(WORK REQUEST): In the response, the entries must appear exactly as supplied.

RECORDS SHOWN below:

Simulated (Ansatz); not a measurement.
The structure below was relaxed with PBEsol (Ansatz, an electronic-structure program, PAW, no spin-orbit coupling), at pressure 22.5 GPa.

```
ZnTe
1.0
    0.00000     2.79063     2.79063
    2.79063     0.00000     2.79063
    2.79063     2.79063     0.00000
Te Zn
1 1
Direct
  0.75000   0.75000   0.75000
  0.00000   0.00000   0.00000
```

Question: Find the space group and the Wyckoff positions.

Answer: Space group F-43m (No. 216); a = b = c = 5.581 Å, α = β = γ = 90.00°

End of RECORDS SHOWN.

(WRITTEN ANSWER):
Simulated (Ansatz); not a measurement.
The structure below was relaxed with PBEsol (Ansatz, an electronic-structure program, PAW, no spin-orbit coupling), at pressure 22.5 GPa.

```
ZnTe
1.0
    0.00000     2.79063     2.79063
    2.79063     0.00000     2.79063
    2.79063     2.79063     0.00000
Te Zn
1 1
Direct
  0.75000   0.75000   0.75000
  0.00000   0.00000   0.00000
```

Question: Find the space group and the Wyckoff positions.

Answer: Space group F-43m (No. 216); a = b = c = 5.581 Å, α = β = γ = 90.00°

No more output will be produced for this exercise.